_ACTIVITY:_ The material below contains a line with "The values are" and a line with "- uniaxial stress, 1". Copy exactly those two lines and all lines between them.

### PROVIDED INFORMATION

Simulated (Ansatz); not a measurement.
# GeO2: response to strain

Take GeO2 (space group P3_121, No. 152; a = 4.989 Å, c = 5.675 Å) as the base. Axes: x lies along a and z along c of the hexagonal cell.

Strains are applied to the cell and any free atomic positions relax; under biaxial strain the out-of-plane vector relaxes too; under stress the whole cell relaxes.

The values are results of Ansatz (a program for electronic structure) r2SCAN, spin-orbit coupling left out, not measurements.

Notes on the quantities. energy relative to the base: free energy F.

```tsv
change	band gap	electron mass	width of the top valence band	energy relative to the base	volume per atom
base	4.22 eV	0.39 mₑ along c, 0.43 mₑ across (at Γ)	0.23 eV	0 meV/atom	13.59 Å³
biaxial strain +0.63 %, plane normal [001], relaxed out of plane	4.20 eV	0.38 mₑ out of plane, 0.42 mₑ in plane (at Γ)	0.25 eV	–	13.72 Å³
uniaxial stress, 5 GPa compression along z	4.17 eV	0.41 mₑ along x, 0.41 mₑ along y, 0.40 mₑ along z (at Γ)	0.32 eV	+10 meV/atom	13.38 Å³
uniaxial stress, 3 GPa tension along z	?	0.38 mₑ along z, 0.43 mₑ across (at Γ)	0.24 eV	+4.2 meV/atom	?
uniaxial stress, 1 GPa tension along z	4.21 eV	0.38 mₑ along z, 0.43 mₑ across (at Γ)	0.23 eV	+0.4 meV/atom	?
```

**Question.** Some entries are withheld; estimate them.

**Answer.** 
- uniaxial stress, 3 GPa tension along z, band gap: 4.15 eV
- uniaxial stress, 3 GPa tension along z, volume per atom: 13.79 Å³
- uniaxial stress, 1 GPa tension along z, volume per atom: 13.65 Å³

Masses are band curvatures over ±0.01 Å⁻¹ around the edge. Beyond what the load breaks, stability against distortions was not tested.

######

_WRITTEN RESPONSE:_
The values are results of Ansatz (a program for electronic structure) r2SCAN, spin-orbit coupling left out, not measurements.

Notes on the quantities. energy relative to the base: free energy F.

```tsv
change	band gap	electron mass	width of the top valence band	energy relative to the base	volume per atom
base	4.22 eV	0.39 mₑ along c, 0.43 mₑ across (at Γ)	0.23 eV	0 meV/atom	13.59 Å³
biaxial strain +0.63 %, plane normal [001], relaxed out of plane	4.20 eV	0.38 mₑ out of plane, 0.42 mₑ in plane (at Γ)	0.25 eV	–	13.72 Å³
uniaxial stress, 5 GPa compression along z	4.17 eV	0.41 mₑ along x, 0.41 mₑ along y, 0.40 mₑ along z (at Γ)	0.32 eV	+10 meV/atom	13.38 Å³
uniaxial stress, 3 GPa tension along z	?	0.38 mₑ along z, 0.43 mₑ across (at Γ)	0.24 eV	+4.2 meV/atom	?
uniaxial stress, 1 GPa tension along z	4.21 eV	0.38 mₑ along z, 0.43 mₑ across (at Γ)	0.23 eV	+0.4 meV/atom	?
```

**Question.** Some entries are withheld; estimate them.

**Answer.** 
- uniaxial stress, 3 GPa tension along z, band gap: 4.15 eV
- uniaxial stress, 3 GPa tension along z, volume per atom: 13.79 Å³
- uniaxial stress, 1 GPa tension along z, volume per atom: 13.65 Å³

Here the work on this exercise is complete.